▶ [Action item] Copy out the data that follows exactly, leaving out no line.

————————

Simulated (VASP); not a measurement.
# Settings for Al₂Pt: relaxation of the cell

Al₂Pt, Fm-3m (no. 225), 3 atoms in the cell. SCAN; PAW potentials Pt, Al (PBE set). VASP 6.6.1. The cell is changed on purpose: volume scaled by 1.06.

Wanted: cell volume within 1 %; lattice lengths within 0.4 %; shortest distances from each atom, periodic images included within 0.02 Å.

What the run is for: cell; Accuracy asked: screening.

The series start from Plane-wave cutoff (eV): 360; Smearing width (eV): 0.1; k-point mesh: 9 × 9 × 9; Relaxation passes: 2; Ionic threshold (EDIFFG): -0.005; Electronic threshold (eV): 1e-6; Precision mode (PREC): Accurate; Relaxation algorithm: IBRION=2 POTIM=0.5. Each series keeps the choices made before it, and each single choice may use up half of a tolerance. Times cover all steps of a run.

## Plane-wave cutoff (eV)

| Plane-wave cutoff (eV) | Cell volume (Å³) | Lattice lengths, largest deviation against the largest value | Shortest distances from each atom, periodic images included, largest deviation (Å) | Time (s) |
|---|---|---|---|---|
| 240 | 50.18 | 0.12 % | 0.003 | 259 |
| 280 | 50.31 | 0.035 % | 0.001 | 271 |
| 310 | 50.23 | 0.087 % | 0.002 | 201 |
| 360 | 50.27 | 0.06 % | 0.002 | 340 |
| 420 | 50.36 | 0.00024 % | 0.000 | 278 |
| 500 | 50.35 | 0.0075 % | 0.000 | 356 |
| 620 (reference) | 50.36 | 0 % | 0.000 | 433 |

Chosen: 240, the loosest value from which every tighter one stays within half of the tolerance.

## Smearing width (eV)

————————

▶ [Answer box]
Simulated (VASP); not a measurement.
# Settings for Al₂Pt: relaxation of the cell

Al₂Pt, Fm-3m (no. 225), 3 atoms in the cell. SCAN; PAW potentials Pt, Al (PBE set). VASP 6.6.1. The cell is changed on purpose: volume scaled by 1.06.

Wanted: cell volume within 1 %; lattice lengths within 0.4 %; shortest distances from each atom, periodic images included within 0.02 Å.

What the run is for: cell; Accuracy asked: screening.

The series start from Plane-wave cutoff (eV): 360; Smearing width (eV): 0.1; k-point mesh: 9 × 9 × 9; Relaxation passes: 2; Ionic threshold (EDIFFG): -0.005; Electronic threshold (eV): 1e-6; Precision mode (PREC): Accurate; Relaxation algorithm: IBRION=2 POTIM=0.5. Each series keeps the choices made before it, and each single choice may use up half of a tolerance. Times cover all steps of a run.

## Plane-wave cutoff (eV)

| Plane-wave cutoff (eV) | Cell volume (Å³) | Lattice lengths, largest deviation against the largest value | Shortest distances from each atom, periodic images included, largest deviation (Å) | Time (s) |
|---|---|---|---|---|
| 240 | 50.18 | 0.12 % | 0.003 | 259 |
| 280 | 50.31 | 0.035 % | 0.001 | 271 |
| 310 | 50.23 | 0.087 % | 0.002 | 201 |
| 360 | 50.27 | 0.06 % | 0.002 | 340 |
| 420 | 50.36 | 0.00024 % | 0.000 | 278 |
| 500 | 50.35 | 0.0075 % | 0.000 | 356 |
| 620 (reference) | 50.36 | 0 % | 0.000 | 433 |

Chosen: 240, the loosest value from which every tighter one stays within half of the tolerance.

## Smearing width (eV)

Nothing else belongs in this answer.